+++ Provided records +++

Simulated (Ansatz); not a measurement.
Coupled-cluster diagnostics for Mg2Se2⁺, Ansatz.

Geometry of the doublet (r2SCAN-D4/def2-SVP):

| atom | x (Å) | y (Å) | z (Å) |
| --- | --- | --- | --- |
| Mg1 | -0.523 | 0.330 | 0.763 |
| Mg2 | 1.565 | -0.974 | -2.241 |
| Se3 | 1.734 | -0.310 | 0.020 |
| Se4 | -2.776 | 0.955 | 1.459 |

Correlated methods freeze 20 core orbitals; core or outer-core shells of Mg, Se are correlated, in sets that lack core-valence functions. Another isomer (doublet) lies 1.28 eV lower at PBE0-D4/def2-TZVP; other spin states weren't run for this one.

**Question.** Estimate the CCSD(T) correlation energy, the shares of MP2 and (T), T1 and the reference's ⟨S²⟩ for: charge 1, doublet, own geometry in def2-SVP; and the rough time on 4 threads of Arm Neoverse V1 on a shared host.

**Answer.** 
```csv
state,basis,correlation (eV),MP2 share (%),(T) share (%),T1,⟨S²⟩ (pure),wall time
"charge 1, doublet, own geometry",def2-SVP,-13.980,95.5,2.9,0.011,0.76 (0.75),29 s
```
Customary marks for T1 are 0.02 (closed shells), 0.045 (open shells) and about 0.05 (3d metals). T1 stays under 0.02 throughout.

+++

**Exercise:** From the first line of the data above through the line containing "Correlated methods freeze", set each line down again exactly; include both ends and omit everything else.

**Task solution:**
Simulated (Ansatz); not a measurement.
Coupled-cluster diagnostics for Mg2Se2⁺, Ansatz.

Geometry of the doublet (r2SCAN-D4/def2-SVP):

| atom | x (Å) | y (Å) | z (Å) |
| --- | --- | --- | --- |
| Mg1 | -0.523 | 0.330 | 0.763 |
| Mg2 | 1.565 | -0.974 | -2.241 |
| Se3 | 1.734 | -0.310 | 0.020 |
| Se4 | -2.776 | 0.955 | 1.459 |

Correlated methods freeze 20 core orbitals; core or outer-core shells of Mg, Se are correlated, in sets that lack core-valence functions. Another isomer (doublet) lies 1.28 eV lower at PBE0-D4/def2-TZVP; other spin states weren't run for this one.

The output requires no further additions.